Work instruction:
Set down again exactly the lines of the listing below that fall between the line holding "Potentials or basis: VASP" and the line holding "Q: What does it give for the band", inclusive.

Material supplied:
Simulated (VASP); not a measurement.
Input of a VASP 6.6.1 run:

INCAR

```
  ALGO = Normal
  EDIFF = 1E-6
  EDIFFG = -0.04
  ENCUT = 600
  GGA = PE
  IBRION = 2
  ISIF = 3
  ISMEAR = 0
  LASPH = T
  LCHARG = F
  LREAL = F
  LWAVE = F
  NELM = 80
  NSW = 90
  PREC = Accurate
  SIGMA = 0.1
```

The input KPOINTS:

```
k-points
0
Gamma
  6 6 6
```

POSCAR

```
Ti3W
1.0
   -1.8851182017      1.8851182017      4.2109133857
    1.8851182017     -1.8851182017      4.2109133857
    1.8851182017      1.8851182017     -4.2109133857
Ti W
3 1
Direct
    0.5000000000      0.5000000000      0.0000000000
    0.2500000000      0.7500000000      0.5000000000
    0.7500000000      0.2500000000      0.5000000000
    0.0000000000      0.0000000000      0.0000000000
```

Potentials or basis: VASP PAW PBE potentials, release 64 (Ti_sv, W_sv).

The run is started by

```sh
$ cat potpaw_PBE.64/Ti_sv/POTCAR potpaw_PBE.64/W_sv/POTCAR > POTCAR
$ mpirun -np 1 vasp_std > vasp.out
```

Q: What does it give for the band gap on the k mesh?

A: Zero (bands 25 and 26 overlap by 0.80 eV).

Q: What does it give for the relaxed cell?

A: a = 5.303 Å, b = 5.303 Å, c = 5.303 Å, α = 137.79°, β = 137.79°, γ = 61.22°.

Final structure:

Your response:
Potentials or basis: VASP PAW PBE potentials, release 64 (Ti_sv, W_sv).

The run is started by

```sh
$ cat potpaw_PBE.64/Ti_sv/POTCAR potpaw_PBE.64/W_sv/POTCAR > POTCAR
$ mpirun -np 1 vasp_std > vasp.out
```

Q: What does it give for the band gap on the k mesh?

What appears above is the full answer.